▸ **Activity**:
Print every entry below again. Nothing may differ from the original.

▸ **Listed entries**:
-- Opening Marker --
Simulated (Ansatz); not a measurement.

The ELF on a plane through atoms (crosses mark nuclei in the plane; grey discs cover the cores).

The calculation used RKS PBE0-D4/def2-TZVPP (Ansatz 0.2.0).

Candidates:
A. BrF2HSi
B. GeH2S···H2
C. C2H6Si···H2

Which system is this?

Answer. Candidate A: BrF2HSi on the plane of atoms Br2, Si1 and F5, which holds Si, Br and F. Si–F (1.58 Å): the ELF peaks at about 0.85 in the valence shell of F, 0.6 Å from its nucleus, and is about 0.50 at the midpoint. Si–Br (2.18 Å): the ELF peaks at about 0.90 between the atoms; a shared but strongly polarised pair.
-- Closing Marker --

▸ **Written answer**:
Simulated (Ansatz); not a measurement.

The ELF on a plane through atoms (crosses mark nuclei in the plane; grey discs cover the cores).

The calculation used RKS PBE0-D4/def2-TZVPP (Ansatz 0.2.0).

Candidates:
A. BrF2HSi
B. GeH2S···H2
C. C2H6Si···H2

Which system is this?

Answer. Candidate A: BrF2HSi on the plane of atoms Br2, Si1 and F5, which holds Si, Br and F. Si–F (1.58 Å): the ELF peaks at about 0.85 in the valence shell of F, 0.6 Å from its nucleus, and is about 0.50 at the midpoint. Si–Br (2.18 Å): the ELF peaks at about 0.90 between the atoms; a shared but strongly polarised pair.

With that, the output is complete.